- _RECORDS SUPPLIED_
━━━━━━━━━━━━━━━━━━━━
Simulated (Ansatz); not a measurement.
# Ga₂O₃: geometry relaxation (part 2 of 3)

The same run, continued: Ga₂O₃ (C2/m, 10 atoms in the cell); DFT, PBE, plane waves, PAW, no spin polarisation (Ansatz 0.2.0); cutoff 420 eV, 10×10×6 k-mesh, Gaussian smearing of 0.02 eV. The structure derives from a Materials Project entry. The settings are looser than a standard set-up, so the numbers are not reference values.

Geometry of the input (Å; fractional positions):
━━━━━━━━━━━━━━━━━━━━

- _ASSIGNED TASK_
Please reproduce the material above exactly, line by line.

- _ANSWER SECTION_
Simulated (Ansatz); not a measurement.
# Ga₂O₃: geometry relaxation (part 2 of 3)

The same run, continued: Ga₂O₃ (C2/m, 10 atoms in the cell); DFT, PBE, plane waves, PAW, no spin polarisation (Ansatz 0.2.0); cutoff 420 eV, 10×10×6 k-mesh, Gaussian smearing of 0.02 eV. The structure derives from a Materials Project entry. The settings are looser than a standard set-up, so the numbers are not reference values.

Geometry of the input (Å; fractional positions):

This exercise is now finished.